*Task item*.
Set down all of the records exactly.

********************

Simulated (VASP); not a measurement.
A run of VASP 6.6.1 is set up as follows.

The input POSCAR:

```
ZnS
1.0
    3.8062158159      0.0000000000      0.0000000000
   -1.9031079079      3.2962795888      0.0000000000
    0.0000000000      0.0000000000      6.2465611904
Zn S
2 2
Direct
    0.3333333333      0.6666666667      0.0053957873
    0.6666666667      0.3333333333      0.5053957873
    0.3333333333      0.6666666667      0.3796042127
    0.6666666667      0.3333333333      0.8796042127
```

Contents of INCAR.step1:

********************

*Task solution*.
Simulated (VASP); not a measurement.
A run of VASP 6.6.1 is set up as follows.

The input POSCAR:

```
ZnS
1.0
    3.8062158159      0.0000000000      0.0000000000
   -1.9031079079      3.2962795888      0.0000000000
    0.0000000000      0.0000000000      6.2465611904
Zn S
2 2
Direct
    0.3333333333      0.6666666667      0.0053957873
    0.6666666667      0.3333333333      0.5053957873
    0.3333333333      0.6666666667      0.3796042127
    0.6666666667      0.3333333333      0.8796042127
```

Contents of INCAR.step1:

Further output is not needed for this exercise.